> _ASSIGNED TASK_: Repeat the listing below in full, keeping each word as given.

> _RECORD EXTRACTS_:
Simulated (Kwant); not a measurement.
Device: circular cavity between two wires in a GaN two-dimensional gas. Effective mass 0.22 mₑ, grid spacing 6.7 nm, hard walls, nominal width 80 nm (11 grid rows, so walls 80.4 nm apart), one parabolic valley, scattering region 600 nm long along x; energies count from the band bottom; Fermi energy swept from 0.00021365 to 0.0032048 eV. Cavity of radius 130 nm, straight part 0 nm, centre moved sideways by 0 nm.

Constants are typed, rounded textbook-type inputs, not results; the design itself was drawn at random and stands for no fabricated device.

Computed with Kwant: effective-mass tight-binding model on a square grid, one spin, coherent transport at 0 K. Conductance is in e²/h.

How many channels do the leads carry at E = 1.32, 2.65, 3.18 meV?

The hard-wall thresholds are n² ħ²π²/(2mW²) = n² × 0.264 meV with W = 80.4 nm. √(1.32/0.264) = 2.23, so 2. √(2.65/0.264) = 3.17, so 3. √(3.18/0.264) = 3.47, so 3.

> _RESPONSE BOX_:
Simulated (Kwant); not a measurement.
Device: circular cavity between two wires in a GaN two-dimensional gas. Effective mass 0.22 mₑ, grid spacing 6.7 nm, hard walls, nominal width 80 nm (11 grid rows, so walls 80.4 nm apart), one parabolic valley, scattering region 600 nm long along x; energies count from the band bottom; Fermi energy swept from 0.00021365 to 0.0032048 eV. Cavity of radius 130 nm, straight part 0 nm, centre moved sideways by 0 nm.

Constants are typed, rounded textbook-type inputs, not results; the design itself was drawn at random and stands for no fabricated device.

Computed with Kwant: effective-mass tight-binding model on a square grid, one spin, coherent transport at 0 K. Conductance is in e²/h.

How many channels do the leads carry at E = 1.32, 2.65, 3.18 meV?

The hard-wall thresholds are n² ħ²π²/(2mW²) = n² × 0.264 meV with W = 80.4 nm. √(1.32/0.264) = 2.23, so 2. √(2.65/0.264) = 3.17, so 3. √(3.18/0.264) = 3.47, so 3.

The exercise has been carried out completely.